SOURCE INFORMATION ▸
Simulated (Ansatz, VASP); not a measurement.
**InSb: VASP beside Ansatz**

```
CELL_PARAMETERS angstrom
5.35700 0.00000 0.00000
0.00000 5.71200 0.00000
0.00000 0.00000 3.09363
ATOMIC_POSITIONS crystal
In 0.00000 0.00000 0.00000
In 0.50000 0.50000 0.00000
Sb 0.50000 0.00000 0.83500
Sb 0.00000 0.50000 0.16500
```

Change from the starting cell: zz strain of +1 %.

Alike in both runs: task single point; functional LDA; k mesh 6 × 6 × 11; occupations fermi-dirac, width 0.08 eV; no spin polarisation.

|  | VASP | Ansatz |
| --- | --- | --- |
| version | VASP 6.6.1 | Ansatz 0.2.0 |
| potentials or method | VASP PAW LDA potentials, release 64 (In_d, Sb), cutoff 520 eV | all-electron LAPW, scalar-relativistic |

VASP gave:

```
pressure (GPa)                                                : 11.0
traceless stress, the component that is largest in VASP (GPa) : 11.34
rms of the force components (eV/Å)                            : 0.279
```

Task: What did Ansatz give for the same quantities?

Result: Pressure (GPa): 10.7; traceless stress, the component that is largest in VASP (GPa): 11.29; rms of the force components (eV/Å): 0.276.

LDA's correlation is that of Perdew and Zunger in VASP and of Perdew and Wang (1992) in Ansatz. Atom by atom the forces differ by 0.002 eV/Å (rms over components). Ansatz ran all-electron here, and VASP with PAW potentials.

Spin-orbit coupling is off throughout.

WORK ITEM ▸
Output exactly the lines of the records from the first through the one bearing "Ansatz 0.2.0 |", both ends included.

EXERCISE RESULT ▸
Simulated (Ansatz, VASP); not a measurement.
**InSb: VASP beside Ansatz**

```
CELL_PARAMETERS angstrom
5.35700 0.00000 0.00000
0.00000 5.71200 0.00000
0.00000 0.00000 3.09363
ATOMIC_POSITIONS crystal
In 0.00000 0.00000 0.00000
In 0.50000 0.50000 0.00000
Sb 0.50000 0.00000 0.83500
Sb 0.00000 0.50000 0.16500
```

Change from the starting cell: zz strain of +1 %.

Alike in both runs: task single point; functional LDA; k mesh 6 × 6 × 11; occupations fermi-dirac, width 0.08 eV; no spin polarisation.

|  | VASP | Ansatz |
| --- | --- | --- |
| version | VASP 6.6.1 | Ansatz 0.2.0 |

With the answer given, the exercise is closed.